:: SUPPLIED INFORMATION

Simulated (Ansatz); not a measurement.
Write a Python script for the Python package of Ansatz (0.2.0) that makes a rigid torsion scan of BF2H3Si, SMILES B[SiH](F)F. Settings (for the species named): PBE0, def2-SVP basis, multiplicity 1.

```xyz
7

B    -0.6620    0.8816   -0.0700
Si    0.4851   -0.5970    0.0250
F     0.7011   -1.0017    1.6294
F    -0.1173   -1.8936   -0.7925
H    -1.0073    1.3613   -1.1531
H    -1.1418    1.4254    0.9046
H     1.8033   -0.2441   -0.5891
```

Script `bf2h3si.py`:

::::

Please copy the material exactly, line for line.

Simulated (Ansatz); not a measurement.
Write a Python script for the Python package of Ansatz (0.2.0) that makes a rigid torsion scan of BF2H3Si, SMILES B[SiH](F)F. Settings (for the species named): PBE0, def2-SVP basis, multiplicity 1.

```xyz
7

B    -0.6620    0.8816   -0.0700
Si    0.4851   -0.5970    0.0250
F     0.7011   -1.0017    1.6294
F    -0.1173   -1.8936   -0.7925
H    -1.0073    1.3613   -1.1531
H    -1.1418    1.4254    0.9046
H     1.8033   -0.2441   -0.5891
```

Script `bf2h3si.py`:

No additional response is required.